• _Record extracts_
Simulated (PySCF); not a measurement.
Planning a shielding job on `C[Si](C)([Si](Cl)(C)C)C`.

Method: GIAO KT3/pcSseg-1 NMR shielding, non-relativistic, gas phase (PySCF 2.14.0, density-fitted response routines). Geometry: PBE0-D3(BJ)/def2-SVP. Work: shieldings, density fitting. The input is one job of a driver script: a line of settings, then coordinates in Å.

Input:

• _Activity_
After reading the listing, copy all of it out exactly.

• _Response_
Simulated (PySCF); not a measurement.
Planning a shielding job on `C[Si](C)([Si](Cl)(C)C)C`.

Method: GIAO KT3/pcSseg-1 NMR shielding, non-relativistic, gas phase (PySCF 2.14.0, density-fitted response routines). Geometry: PBE0-D3(BJ)/def2-SVP. Work: shieldings, density fitting. The input is one job of a driver script: a line of settings, then coordinates in Å.

Input:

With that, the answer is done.